> [ASSIGNMENT]
Nothing in the records may be altered; repeat them exactly.

> [INPUT DATA]
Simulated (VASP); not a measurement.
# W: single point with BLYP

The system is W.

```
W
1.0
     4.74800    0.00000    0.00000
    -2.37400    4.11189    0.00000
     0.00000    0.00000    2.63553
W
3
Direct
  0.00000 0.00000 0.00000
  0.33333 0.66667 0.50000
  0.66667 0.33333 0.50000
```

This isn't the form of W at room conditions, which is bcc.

> [REPLY]
Simulated (VASP); not a measurement.
# W: single point with BLYP

The system is W.

```
W
1.0
     4.74800    0.00000    0.00000
    -2.37400    4.11189    0.00000
     0.00000    0.00000    2.63553
W
3
Direct
  0.00000 0.00000 0.00000
  0.33333 0.66667 0.50000
  0.66667 0.33333 0.50000
```

This isn't the form of W at room conditions, which is bcc.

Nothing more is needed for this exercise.